Work order
In the records below, begin at the line containing "to compare with.**" and end at the line containing "Spiropentane, C5H8."; quote every line in that span exactly, including both boundary lines, and no others.

BEGIN Data records

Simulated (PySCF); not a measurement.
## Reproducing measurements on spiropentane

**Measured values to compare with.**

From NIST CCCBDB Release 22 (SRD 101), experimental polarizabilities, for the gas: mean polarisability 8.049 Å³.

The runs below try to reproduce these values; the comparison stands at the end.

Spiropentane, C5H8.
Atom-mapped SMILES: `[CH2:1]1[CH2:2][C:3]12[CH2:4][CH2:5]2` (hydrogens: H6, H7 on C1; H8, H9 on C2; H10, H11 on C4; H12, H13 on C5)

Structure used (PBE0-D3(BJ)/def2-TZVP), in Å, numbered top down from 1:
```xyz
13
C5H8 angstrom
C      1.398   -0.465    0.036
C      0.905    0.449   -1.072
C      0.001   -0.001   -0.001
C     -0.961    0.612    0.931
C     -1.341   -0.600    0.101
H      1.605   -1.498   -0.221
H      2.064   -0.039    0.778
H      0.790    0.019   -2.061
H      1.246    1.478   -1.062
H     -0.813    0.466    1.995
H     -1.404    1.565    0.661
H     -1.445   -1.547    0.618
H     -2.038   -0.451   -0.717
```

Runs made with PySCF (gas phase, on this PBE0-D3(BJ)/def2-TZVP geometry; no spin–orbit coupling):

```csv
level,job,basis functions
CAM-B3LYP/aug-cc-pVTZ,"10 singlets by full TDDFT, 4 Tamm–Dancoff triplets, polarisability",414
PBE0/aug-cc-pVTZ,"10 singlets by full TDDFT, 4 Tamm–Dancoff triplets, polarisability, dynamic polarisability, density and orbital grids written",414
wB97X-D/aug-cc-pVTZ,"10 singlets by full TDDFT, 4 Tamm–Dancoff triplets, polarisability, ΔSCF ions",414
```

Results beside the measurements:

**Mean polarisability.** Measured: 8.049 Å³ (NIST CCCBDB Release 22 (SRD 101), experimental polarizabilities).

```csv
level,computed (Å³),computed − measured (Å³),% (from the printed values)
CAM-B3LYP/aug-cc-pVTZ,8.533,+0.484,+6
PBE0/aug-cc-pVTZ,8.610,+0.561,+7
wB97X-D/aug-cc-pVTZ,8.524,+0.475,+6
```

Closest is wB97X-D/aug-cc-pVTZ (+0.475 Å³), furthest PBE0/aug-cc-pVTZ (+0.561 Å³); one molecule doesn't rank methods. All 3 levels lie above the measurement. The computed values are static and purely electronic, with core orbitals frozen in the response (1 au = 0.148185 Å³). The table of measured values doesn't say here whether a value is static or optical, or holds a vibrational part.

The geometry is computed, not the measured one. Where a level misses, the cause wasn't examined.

END Data records

Reply
**Measured values to compare with.**

From NIST CCCBDB Release 22 (SRD 101), experimental polarizabilities, for the gas: mean polarisability 8.049 Å³.

The runs below try to reproduce these values; the comparison stands at the end.

Spiropentane, C5H8.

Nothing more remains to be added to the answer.